[[ DATA PROVIDED open ]]
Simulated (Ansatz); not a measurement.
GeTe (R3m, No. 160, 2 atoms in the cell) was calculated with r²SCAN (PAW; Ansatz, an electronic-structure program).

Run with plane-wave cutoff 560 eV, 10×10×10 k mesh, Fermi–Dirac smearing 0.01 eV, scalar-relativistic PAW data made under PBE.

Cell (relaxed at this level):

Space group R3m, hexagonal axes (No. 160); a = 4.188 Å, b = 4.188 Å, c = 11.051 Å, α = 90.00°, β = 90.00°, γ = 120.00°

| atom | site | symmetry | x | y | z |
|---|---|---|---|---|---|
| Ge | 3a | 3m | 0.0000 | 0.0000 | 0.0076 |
[[ DATA PROVIDED closed ]]

REQUIRED ACTION: In your reply, write out all of the material exactly as it was given.

TASK ANSWER:
Simulated (Ansatz); not a measurement.
GeTe (R3m, No. 160, 2 atoms in the cell) was calculated with r²SCAN (PAW; Ansatz, an electronic-structure program).

Run with plane-wave cutoff 560 eV, 10×10×10 k mesh, Fermi–Dirac smearing 0.01 eV, scalar-relativistic PAW data made under PBE.

Cell (relaxed at this level):

Space group R3m, hexagonal axes (No. 160); a = 4.188 Å, b = 4.188 Å, c = 11.051 Å, α = 90.00°, β = 90.00°, γ = 120.00°

| atom | site | symmetry | x | y | z |
|---|---|---|---|---|---|
| Ge | 3a | 3m | 0.0000 | 0.0000 | 0.0076 |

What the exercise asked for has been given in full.